WORK REQUEST: Every line from the top of the material through the line holding "12 × 12 × 4 |" should be copied exactly, and only those lines.

STORED DATA:
* * * * * * * * *

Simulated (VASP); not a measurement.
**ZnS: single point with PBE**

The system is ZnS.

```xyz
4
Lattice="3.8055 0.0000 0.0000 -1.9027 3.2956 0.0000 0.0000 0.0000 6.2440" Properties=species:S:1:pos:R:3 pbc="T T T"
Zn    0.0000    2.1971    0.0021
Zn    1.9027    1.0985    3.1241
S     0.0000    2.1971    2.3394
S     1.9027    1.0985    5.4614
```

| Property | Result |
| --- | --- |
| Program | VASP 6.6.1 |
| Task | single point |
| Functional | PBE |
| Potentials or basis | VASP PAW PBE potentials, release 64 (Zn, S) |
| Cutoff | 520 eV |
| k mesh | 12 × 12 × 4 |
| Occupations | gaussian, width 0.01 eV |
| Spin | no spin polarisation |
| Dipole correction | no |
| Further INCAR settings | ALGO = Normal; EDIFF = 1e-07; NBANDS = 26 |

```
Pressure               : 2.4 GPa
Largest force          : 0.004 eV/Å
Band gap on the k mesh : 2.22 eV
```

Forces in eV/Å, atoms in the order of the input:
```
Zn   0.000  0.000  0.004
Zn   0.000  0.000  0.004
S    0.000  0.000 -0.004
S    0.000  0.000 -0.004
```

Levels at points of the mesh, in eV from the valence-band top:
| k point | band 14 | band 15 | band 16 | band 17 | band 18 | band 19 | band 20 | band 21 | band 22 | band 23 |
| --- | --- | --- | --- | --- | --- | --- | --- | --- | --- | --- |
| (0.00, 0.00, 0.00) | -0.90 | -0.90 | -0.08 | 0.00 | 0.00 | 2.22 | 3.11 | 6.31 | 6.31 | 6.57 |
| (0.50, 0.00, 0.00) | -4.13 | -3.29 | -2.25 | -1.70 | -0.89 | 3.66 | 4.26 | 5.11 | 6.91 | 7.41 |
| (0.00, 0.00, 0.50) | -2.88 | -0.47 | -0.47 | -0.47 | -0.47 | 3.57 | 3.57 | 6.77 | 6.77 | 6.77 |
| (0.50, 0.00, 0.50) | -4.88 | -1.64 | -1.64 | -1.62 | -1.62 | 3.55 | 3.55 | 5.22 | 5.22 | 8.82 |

* * * * * * * * *

EXERCISE RESPONSE:
Simulated (VASP); not a measurement.
**ZnS: single point with PBE**

The system is ZnS.

```xyz
4
Lattice="3.8055 0.0000 0.0000 -1.9027 3.2956 0.0000 0.0000 0.0000 6.2440" Properties=species:S:1:pos:R:3 pbc="T T T"
Zn    0.0000    2.1971    0.0021
Zn    1.9027    1.0985    3.1241
S     0.0000    2.1971    2.3394
S     1.9027    1.0985    5.4614
```

| Property | Result |
| --- | --- |
| Program | VASP 6.6.1 |
| Task | single point |
| Functional | PBE |
| Potentials or basis | VASP PAW PBE potentials, release 64 (Zn, S) |
| Cutoff | 520 eV |
| k mesh | 12 × 12 × 4 |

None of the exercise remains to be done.